- DATA PROVIDED:
--------
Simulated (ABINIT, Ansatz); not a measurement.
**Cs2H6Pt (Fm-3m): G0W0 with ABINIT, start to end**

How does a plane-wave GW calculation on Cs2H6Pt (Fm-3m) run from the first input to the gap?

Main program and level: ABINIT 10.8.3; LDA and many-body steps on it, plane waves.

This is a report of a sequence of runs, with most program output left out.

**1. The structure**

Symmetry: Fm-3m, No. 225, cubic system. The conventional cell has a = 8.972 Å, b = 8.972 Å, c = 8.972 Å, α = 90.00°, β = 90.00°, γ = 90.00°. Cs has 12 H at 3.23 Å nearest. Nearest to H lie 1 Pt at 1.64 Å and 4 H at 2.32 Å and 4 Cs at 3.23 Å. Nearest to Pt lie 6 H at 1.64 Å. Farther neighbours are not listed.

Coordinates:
--------

- REQUIRED ACTION: Please give back all of the data exactly as it appears.

- EXERCISE OUTPUT:
Simulated (ABINIT, Ansatz); not a measurement.
**Cs2H6Pt (Fm-3m): G0W0 with ABINIT, start to end**

How does a plane-wave GW calculation on Cs2H6Pt (Fm-3m) run from the first input to the gap?

Main program and level: ABINIT 10.8.3; LDA and many-body steps on it, plane waves.

This is a report of a sequence of runs, with most program output left out.

**1. The structure**

Symmetry: Fm-3m, No. 225, cubic system. The conventional cell has a = 8.972 Å, b = 8.972 Å, c = 8.972 Å, α = 90.00°, β = 90.00°, γ = 90.00°. Cs has 12 H at 3.23 Å nearest. Nearest to H lie 1 Pt at 1.64 Å and 4 H at 2.32 Å and 4 Cs at 3.23 Å. Nearest to Pt lie 6 H at 1.64 Å. Farther neighbours are not listed.

Coordinates:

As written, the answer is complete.